— Dataset extract —
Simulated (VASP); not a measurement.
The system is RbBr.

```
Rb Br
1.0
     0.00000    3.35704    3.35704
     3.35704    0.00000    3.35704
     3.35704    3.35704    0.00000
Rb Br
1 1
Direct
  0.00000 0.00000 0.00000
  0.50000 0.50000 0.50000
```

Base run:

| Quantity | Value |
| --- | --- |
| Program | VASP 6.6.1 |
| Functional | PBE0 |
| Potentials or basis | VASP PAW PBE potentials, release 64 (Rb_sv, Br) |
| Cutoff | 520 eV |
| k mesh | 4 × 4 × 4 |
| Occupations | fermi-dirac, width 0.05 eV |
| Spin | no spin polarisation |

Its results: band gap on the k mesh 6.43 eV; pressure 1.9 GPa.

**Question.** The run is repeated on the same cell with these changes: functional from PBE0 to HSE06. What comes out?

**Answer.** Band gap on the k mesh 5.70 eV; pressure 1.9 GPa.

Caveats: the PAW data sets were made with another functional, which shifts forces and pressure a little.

— Work instruction —
All of the data must be set down again exactly.

— Task result —
Simulated (VASP); not a measurement.
The system is RbBr.

```
Rb Br
1.0
     0.00000    3.35704    3.35704
     3.35704    0.00000    3.35704
     3.35704    3.35704    0.00000
Rb Br
1 1
Direct
  0.00000 0.00000 0.00000
  0.50000 0.50000 0.50000
```

Base run:

| Quantity | Value |
| --- | --- |
| Program | VASP 6.6.1 |
| Functional | PBE0 |
| Potentials or basis | VASP PAW PBE potentials, release 64 (Rb_sv, Br) |
| Cutoff | 520 eV |
| k mesh | 4 × 4 × 4 |
| Occupations | fermi-dirac, width 0.05 eV |
| Spin | no spin polarisation |

Its results: band gap on the k mesh 6.43 eV; pressure 1.9 GPa.

**Question.** The run is repeated on the same cell with these changes: functional from PBE0 to HSE06. What comes out?

**Answer.** Band gap on the k mesh 5.70 eV; pressure 1.9 GPa.

Caveats: the PAW data sets were made with another functional, which shifts forces and pressure a little.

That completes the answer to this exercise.